◆ **ENTRIES SUPPLIED**
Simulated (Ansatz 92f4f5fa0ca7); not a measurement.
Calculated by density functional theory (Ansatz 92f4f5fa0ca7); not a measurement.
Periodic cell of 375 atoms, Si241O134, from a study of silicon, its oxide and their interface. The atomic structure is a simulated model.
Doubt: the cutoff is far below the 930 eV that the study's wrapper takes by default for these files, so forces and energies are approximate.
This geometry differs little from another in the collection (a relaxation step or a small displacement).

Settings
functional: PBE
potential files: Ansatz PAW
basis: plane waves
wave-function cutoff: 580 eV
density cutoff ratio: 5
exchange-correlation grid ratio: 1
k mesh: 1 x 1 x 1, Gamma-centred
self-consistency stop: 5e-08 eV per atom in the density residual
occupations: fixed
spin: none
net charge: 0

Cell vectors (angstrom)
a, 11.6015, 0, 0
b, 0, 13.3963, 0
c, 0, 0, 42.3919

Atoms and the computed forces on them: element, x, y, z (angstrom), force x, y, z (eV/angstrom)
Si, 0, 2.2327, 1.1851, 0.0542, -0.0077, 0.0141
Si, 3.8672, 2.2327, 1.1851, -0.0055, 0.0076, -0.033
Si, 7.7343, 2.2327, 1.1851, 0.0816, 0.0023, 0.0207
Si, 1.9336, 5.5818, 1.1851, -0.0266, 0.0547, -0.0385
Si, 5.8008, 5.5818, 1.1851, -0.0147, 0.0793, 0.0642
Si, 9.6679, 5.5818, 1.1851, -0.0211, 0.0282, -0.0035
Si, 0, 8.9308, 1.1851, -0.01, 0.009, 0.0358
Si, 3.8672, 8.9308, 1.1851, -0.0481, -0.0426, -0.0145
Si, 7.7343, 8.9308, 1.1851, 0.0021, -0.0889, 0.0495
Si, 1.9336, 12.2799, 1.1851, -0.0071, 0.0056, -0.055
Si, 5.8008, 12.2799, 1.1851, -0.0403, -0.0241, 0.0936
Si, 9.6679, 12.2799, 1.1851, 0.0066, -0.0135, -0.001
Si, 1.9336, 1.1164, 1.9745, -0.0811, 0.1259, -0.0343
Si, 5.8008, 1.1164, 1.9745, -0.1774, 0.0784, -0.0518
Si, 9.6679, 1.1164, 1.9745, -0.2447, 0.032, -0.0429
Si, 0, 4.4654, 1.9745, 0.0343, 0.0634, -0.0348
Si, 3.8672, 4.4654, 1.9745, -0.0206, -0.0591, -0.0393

◆ **WORK TASK**
Give back the lines of the data exactly as they are written, from the first line through the line containing "a, 11.6015, 0, 0".

◆ **WRITTEN SOLUTION**
Simulated (Ansatz 92f4f5fa0ca7); not a measurement.
Calculated by density functional theory (Ansatz 92f4f5fa0ca7); not a measurement.
Periodic cell of 375 atoms, Si241O134, from a study of silicon, its oxide and their interface. The atomic structure is a simulated model.
Doubt: the cutoff is far below the 930 eV that the study's wrapper takes by default for these files, so forces and energies are approximate.
This geometry differs little from another in the collection (a relaxation step or a small displacement).

Settings
functional: PBE
potential files: Ansatz PAW
basis: plane waves
wave-function cutoff: 580 eV
density cutoff ratio: 5
exchange-correlation grid ratio: 1
k mesh: 1 x 1 x 1, Gamma-centred
self-consistency stop: 5e-08 eV per atom in the density residual
occupations: fixed
spin: none
net charge: 0

Cell vectors (angstrom)
a, 11.6015, 0, 0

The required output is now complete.